Restate every entry word for word.

▼▼▼

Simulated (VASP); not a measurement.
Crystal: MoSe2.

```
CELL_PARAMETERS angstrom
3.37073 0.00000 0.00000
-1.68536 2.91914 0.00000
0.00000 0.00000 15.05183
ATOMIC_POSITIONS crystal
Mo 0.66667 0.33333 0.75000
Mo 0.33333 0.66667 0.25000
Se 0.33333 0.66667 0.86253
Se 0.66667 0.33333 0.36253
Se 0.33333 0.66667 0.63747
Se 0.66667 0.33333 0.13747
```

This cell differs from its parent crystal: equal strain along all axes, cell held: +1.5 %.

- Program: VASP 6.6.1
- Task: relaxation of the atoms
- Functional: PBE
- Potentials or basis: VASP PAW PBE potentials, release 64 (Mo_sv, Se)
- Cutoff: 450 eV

▲▲▲

Reply:
Simulated (VASP); not a measurement.
Crystal: MoSe2.

```
CELL_PARAMETERS angstrom
3.37073 0.00000 0.00000
-1.68536 2.91914 0.00000
0.00000 0.00000 15.05183
ATOMIC_POSITIONS crystal
Mo 0.66667 0.33333 0.75000
Mo 0.33333 0.66667 0.25000
Se 0.33333 0.66667 0.86253
Se 0.66667 0.33333 0.36253
Se 0.33333 0.66667 0.63747
Se 0.66667 0.33333 0.13747
```

This cell differs from its parent crystal: equal strain along all axes, cell held: +1.5 %.

- Program: VASP 6.6.1
- Task: relaxation of the atoms
- Functional: PBE
- Potentials or basis: VASP PAW PBE potentials, release 64 (Mo_sv, Se)
- Cutoff: 450 eV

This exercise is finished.